ACTIVITY:
Include in the output exactly the lines from the opening of the data through the line containing "Al(−)Sb(+)) | -1.03 D |", and nothing more.

THE DATA:
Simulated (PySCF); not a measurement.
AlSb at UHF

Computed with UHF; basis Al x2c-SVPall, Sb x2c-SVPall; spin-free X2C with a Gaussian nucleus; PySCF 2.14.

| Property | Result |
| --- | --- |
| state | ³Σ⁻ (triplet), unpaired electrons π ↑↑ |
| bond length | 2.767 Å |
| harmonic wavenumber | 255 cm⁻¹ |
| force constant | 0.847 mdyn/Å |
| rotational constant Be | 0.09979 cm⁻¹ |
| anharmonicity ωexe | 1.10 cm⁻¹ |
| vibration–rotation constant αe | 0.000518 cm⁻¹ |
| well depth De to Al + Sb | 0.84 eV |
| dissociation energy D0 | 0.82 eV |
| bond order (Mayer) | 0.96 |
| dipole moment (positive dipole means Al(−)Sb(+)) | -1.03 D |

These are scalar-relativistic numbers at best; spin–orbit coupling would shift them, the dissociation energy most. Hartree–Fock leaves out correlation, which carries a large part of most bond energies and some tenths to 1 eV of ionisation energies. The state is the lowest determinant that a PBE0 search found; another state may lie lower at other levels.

WRITTEN REPLY:
Simulated (PySCF); not a measurement.
AlSb at UHF

Computed with UHF; basis Al x2c-SVPall, Sb x2c-SVPall; spin-free X2C with a Gaussian nucleus; PySCF 2.14.

| Property | Result |
| --- | --- |
| state | ³Σ⁻ (triplet), unpaired electrons π ↑↑ |
| bond length | 2.767 Å |
| harmonic wavenumber | 255 cm⁻¹ |
| force constant | 0.847 mdyn/Å |
| rotational constant Be | 0.09979 cm⁻¹ |
| anharmonicity ωexe | 1.10 cm⁻¹ |
| vibration–rotation constant αe | 0.000518 cm⁻¹ |
| well depth De to Al + Sb | 0.84 eV |
| dissociation energy D0 | 0.82 eV |
| bond order (Mayer) | 0.96 |
| dipole moment (positive dipole means Al(−)Sb(+)) | -1.03 D |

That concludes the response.